##### DATA EXTRACT

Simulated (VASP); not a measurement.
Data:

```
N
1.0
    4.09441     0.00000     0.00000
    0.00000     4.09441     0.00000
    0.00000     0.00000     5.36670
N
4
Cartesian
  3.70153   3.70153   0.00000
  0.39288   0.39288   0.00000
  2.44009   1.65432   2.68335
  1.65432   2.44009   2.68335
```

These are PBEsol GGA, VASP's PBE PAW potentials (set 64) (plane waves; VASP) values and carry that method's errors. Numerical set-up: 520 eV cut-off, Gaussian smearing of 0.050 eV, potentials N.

##########

Restate the material word for word, leaving nothing out.

Simulated (VASP); not a measurement.
Data:

```
N
1.0
    4.09441     0.00000     0.00000
    0.00000     4.09441     0.00000
    0.00000     0.00000     5.36670
N
4
Cartesian
  3.70153   3.70153   0.00000
  0.39288   0.39288   0.00000
  2.44009   1.65432   2.68335
  1.65432   2.44009   2.68335
```

These are PBEsol GGA, VASP's PBE PAW potentials (set 64) (plane waves; VASP) values and carry that method's errors. Numerical set-up: 520 eV cut-off, Gaussian smearing of 0.050 eV, potentials N.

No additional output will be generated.